→ WORK ORDER
After finding the line with "Aim: the electronic" in the data below, set down exactly each line through the one with "30 further runs", inclusive, and stop there.

→ ENTRIES SHOWN
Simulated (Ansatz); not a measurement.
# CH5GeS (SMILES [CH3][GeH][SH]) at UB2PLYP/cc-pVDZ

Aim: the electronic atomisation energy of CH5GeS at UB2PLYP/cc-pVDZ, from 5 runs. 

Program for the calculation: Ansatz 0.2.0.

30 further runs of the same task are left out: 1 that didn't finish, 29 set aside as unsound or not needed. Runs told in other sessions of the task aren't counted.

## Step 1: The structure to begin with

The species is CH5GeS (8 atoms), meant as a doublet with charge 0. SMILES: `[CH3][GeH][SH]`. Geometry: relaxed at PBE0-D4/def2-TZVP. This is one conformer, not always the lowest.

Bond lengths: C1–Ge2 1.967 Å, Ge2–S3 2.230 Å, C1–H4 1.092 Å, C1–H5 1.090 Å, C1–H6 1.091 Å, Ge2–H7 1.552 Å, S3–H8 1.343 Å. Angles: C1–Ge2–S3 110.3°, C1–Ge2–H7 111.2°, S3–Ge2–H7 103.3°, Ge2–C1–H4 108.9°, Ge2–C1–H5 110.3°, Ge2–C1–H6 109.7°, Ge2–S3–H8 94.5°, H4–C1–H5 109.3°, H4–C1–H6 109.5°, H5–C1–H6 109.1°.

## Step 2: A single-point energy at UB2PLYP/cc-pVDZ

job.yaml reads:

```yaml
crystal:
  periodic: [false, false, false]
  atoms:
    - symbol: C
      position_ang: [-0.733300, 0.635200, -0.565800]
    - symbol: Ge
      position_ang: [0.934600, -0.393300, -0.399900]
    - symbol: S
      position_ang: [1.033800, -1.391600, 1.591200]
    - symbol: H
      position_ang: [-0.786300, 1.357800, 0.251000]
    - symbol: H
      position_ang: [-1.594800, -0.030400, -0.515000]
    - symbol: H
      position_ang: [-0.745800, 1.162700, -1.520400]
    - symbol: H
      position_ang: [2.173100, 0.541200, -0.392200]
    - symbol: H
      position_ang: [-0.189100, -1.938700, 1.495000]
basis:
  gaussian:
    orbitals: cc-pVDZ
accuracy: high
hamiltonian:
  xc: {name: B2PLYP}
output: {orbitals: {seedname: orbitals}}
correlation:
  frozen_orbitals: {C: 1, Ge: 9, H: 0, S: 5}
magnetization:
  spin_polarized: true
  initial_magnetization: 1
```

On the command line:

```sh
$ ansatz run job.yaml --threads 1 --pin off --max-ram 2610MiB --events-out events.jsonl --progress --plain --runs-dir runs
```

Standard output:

→ PROBLEM SOLUTION
Aim: the electronic atomisation energy of CH5GeS at UB2PLYP/cc-pVDZ, from 5 runs. 

Program for the calculation: Ansatz 0.2.0.

30 further runs of the same task are left out: 1 that didn't finish, 29 set aside as unsound or not needed. Runs told in other sessions of the task aren't counted.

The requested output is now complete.